○ ○ ○ ○ ○ ○ ○
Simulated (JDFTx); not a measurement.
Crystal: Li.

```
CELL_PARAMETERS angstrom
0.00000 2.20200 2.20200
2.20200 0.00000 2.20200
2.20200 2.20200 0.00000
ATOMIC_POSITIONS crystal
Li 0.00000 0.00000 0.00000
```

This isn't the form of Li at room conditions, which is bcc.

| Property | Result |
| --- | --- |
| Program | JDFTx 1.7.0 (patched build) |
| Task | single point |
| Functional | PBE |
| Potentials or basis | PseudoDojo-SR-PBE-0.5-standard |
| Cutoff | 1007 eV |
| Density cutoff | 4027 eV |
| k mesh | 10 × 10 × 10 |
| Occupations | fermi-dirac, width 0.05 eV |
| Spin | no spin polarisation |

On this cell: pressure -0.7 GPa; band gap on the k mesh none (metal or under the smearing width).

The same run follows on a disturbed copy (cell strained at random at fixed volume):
○ ○ ○ ○ ○ ○ ○

• REQUIRED ACTION: Exactly as they appear above, transcribe the records in full.

• TASK OUTPUT:
Simulated (JDFTx); not a measurement.
Crystal: Li.

```
CELL_PARAMETERS angstrom
0.00000 2.20200 2.20200
2.20200 0.00000 2.20200
2.20200 2.20200 0.00000
ATOMIC_POSITIONS crystal
Li 0.00000 0.00000 0.00000
```

This isn't the form of Li at room conditions, which is bcc.

| Property | Result |
| --- | --- |
| Program | JDFTx 1.7.0 (patched build) |
| Task | single point |
| Functional | PBE |
| Potentials or basis | PseudoDojo-SR-PBE-0.5-standard |
| Cutoff | 1007 eV |
| Density cutoff | 4027 eV |
| k mesh | 10 × 10 × 10 |
| Occupations | fermi-dirac, width 0.05 eV |
| Spin | no spin polarisation |

On this cell: pressure -0.7 GPa; band gap on the k mesh none (metal or under the smearing width).

The same run follows on a disturbed copy (cell strained at random at fixed volume):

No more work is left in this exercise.